WORK TASK: Lines from the start of the data through the line containing "- N2–C3 = 1.394" must be given again exactly. Leave the others out.

★ ★ ★

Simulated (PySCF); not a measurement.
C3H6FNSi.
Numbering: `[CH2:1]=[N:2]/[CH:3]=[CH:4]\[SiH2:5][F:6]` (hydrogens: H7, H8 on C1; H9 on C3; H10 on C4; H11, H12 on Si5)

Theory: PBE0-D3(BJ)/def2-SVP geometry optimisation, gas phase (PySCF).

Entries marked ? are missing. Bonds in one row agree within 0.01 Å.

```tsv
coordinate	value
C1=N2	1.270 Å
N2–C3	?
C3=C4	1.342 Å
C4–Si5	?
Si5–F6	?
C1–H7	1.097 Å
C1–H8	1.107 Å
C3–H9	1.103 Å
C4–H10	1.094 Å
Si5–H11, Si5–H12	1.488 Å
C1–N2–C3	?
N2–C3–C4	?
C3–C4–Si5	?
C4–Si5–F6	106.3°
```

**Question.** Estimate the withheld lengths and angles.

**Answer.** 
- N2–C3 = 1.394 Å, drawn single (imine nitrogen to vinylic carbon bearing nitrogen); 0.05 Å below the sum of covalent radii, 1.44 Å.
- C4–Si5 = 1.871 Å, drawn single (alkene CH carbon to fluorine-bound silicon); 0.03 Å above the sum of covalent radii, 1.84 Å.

★ ★ ★

TASK SOLUTION:
Simulated (PySCF); not a measurement.
C3H6FNSi.
Numbering: `[CH2:1]=[N:2]/[CH:3]=[CH:4]\[SiH2:5][F:6]` (hydrogens: H7, H8 on C1; H9 on C3; H10 on C4; H11, H12 on Si5)

Theory: PBE0-D3(BJ)/def2-SVP geometry optimisation, gas phase (PySCF).

Entries marked ? are missing. Bonds in one row agree within 0.01 Å.

```tsv
coordinate	value
C1=N2	1.270 Å
N2–C3	?
C3=C4	1.342 Å
C4–Si5	?
Si5–F6	?
C1–H7	1.097 Å
C1–H8	1.107 Å
C3–H9	1.103 Å
C4–H10	1.094 Å
Si5–H11, Si5–H12	1.488 Å
C1–N2–C3	?
N2–C3–C4	?
C3–C4–Si5	?
C4–Si5–F6	106.3°
```

**Question.** Estimate the withheld lengths and angles.

**Answer.** 
- N2–C3 = 1.394 Å, drawn single (imine nitrogen to vinylic carbon bearing nitrogen); 0.05 Å below the sum of covalent radii, 1.44 Å.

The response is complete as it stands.